>>>

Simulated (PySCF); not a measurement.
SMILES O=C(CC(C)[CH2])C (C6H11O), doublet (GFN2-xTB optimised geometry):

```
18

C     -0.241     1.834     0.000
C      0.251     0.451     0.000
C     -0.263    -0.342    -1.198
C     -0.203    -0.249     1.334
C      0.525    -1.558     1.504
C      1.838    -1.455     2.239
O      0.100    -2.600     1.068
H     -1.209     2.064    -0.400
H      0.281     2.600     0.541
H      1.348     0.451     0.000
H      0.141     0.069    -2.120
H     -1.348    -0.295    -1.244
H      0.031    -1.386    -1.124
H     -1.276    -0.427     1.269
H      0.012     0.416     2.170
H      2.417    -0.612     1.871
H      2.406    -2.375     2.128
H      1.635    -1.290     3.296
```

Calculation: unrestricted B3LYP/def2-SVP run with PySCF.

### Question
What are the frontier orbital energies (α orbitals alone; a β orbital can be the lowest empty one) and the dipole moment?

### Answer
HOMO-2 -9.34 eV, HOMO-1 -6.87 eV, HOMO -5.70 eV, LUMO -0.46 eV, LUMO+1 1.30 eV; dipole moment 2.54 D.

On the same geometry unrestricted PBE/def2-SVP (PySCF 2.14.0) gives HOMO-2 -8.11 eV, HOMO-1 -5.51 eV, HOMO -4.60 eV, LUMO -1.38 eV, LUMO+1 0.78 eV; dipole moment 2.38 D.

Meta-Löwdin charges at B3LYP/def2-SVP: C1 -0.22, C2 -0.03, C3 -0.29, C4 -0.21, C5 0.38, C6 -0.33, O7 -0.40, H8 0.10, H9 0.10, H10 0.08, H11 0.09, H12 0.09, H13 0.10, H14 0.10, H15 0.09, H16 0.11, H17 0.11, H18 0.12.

<<<

All lines above from the one containing "Calculation: unrestricted B3LYP/def2-SVP" to the one containing "HOMO-2 -9.34 eV, HOMO-1" must be repeated exactly, both lines included, and no others.

Calculation: unrestricted B3LYP/def2-SVP run with PySCF.

### Question
What are the frontier orbital energies (α orbitals alone; a β orbital can be the lowest empty one) and the dipole moment?

### Answer
HOMO-2 -9.34 eV, HOMO-1 -6.87 eV, HOMO -5.70 eV, LUMO -0.46 eV, LUMO+1 1.30 eV; dipole moment 2.54 D.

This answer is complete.